WORK INSTRUCTION → Could you restate all of the entries, word for word?

GIVEN DATA →
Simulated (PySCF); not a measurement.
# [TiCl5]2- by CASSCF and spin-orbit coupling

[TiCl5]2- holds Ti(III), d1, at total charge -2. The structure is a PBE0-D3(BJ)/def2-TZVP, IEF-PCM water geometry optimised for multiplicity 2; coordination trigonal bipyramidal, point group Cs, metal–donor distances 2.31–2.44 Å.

RESULT →
Simulated (PySCF); not a measurement.
# [TiCl5]2- by CASSCF and spin-orbit coupling

[TiCl5]2- holds Ti(III), d1, at total charge -2. The structure is a PBE0-D3(BJ)/def2-TZVP, IEF-PCM water geometry optimised for multiplicity 2; coordination trigonal bipyramidal, point group Cs, metal–donor distances 2.31–2.44 Å.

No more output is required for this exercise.